### Assignment
Restate word for word the entries below, starting with the line with "the missing frequencies." and continuing through the line with "mesh and smearing.". Include both of those lines and no others.

*** Dataset records ***
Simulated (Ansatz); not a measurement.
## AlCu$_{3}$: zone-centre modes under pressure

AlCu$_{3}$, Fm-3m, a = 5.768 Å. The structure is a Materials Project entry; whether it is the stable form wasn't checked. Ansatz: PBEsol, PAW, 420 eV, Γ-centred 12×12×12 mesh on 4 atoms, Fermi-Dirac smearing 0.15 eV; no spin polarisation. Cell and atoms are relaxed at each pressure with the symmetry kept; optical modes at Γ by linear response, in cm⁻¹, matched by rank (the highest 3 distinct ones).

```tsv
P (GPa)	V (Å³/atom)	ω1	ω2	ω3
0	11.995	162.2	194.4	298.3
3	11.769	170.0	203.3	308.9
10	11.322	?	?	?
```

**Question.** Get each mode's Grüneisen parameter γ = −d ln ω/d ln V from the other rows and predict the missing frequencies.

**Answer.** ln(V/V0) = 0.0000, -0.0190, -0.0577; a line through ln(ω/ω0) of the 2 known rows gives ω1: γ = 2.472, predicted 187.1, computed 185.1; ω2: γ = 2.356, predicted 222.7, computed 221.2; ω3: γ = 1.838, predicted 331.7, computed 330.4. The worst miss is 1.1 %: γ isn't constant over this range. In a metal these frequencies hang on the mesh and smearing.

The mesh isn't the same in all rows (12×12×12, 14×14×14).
*** End of Dataset records ***

### Written response
**Question.** Get each mode's Grüneisen parameter γ = −d ln ω/d ln V from the other rows and predict the missing frequencies.

**Answer.** ln(V/V0) = 0.0000, -0.0190, -0.0577; a line through ln(ω/ω0) of the 2 known rows gives ω1: γ = 2.472, predicted 187.1, computed 185.1; ω2: γ = 2.356, predicted 222.7, computed 221.2; ω3: γ = 1.838, predicted 331.7, computed 330.4. The worst miss is 1.1 %: γ isn't constant over this range. In a metal these frequencies hang on the mesh and smearing.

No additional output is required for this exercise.